> _Task item_:
Quote every line from the top of the listing down to and including the line that contains "(3) -0.3 GPa.".

START Given information

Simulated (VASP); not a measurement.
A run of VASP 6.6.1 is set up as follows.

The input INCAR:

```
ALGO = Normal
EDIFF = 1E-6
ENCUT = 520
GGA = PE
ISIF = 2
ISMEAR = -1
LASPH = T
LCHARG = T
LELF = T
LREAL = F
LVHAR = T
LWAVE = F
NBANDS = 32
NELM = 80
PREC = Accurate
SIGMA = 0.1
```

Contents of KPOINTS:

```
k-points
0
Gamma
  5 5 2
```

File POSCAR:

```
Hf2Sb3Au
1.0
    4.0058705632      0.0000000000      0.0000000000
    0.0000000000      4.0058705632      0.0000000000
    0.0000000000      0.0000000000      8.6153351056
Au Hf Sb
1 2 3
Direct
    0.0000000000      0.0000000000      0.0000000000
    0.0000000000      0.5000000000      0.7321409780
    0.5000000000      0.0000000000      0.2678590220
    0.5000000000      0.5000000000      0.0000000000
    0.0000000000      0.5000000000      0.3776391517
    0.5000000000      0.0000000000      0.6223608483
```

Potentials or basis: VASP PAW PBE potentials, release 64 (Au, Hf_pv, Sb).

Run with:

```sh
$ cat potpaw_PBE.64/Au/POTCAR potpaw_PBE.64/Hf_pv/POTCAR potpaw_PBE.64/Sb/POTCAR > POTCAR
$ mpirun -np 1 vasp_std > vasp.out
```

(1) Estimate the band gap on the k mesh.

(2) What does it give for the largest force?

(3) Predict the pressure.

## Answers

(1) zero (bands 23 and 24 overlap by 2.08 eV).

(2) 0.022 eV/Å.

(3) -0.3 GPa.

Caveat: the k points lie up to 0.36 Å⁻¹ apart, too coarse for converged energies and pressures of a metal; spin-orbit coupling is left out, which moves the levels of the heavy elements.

END Given information

> _Exercise answer_:
Simulated (VASP); not a measurement.
A run of VASP 6.6.1 is set up as follows.

The input INCAR:

```
ALGO = Normal
EDIFF = 1E-6
ENCUT = 520
GGA = PE
ISIF = 2
ISMEAR = -1
LASPH = T
LCHARG = T
LELF = T
LREAL = F
LVHAR = T
LWAVE = F
NBANDS = 32
NELM = 80
PREC = Accurate
SIGMA = 0.1
```

Contents of KPOINTS:

```
k-points
0
Gamma
  5 5 2
```

File POSCAR:

```
Hf2Sb3Au
1.0
    4.0058705632      0.0000000000      0.0000000000
    0.0000000000      4.0058705632      0.0000000000
    0.0000000000      0.0000000000      8.6153351056
Au Hf Sb
1 2 3
Direct
    0.0000000000      0.0000000000      0.0000000000
    0.0000000000      0.5000000000      0.7321409780
    0.5000000000      0.0000000000      0.2678590220
    0.5000000000      0.5000000000      0.0000000000
    0.0000000000      0.5000000000      0.3776391517
    0.5000000000      0.0000000000      0.6223608483
```

Potentials or basis: VASP PAW PBE potentials, release 64 (Au, Hf_pv, Sb).

Run with:

```sh
$ cat potpaw_PBE.64/Au/POTCAR potpaw_PBE.64/Hf_pv/POTCAR potpaw_PBE.64/Sb/POTCAR > POTCAR
$ mpirun -np 1 vasp_std > vasp.out
```

(1) Estimate the band gap on the k mesh.

(2) What does it give for the largest force?

(3) Predict the pressure.

## Answers

(1) zero (bands 23 and 24 overlap by 2.08 eV).

(2) 0.022 eV/Å.

(3) -0.3 GPa.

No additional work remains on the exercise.